→ **Work item**
Write out the listing below exactly, beginning at its first line and ending with the line that contains "Level of theory: Ansatz, DFT".

===

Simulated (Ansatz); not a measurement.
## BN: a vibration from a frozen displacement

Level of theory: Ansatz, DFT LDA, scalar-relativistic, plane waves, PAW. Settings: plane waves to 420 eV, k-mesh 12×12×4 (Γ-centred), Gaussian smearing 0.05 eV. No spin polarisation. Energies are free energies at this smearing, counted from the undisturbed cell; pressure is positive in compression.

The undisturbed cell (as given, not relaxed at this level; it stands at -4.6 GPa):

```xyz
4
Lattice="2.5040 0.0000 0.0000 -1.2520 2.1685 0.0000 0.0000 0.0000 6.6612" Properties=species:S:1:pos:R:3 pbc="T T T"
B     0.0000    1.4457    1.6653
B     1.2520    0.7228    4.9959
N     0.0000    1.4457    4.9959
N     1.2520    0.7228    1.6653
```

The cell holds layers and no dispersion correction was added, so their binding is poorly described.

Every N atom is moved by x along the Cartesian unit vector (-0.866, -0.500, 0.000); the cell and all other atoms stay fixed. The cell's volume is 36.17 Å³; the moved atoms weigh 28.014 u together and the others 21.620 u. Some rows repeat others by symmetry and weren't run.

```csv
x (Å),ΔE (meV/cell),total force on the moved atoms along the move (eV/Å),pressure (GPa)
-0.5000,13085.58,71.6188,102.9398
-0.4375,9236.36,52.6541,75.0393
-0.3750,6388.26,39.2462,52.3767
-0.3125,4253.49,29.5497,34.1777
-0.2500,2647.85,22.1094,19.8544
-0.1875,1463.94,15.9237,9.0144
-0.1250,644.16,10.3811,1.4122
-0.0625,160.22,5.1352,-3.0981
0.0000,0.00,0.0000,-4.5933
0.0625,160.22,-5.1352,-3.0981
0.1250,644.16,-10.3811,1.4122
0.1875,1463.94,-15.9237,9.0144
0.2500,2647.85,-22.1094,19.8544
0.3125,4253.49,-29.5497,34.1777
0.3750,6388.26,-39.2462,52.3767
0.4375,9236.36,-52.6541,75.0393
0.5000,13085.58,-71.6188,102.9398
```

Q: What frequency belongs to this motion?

===

→ **Task answer**
Simulated (Ansatz); not a measurement.
## BN: a vibration from a frozen displacement

Level of theory: Ansatz, DFT LDA, scalar-relativistic, plane waves, PAW. Settings: plane waves to 420 eV, k-mesh 12×12×4 (Γ-centred), Gaussian smearing 0.05 eV. No spin polarisation. Energies are free energies at this smearing, counted from the undisturbed cell; pressure is positive in compression.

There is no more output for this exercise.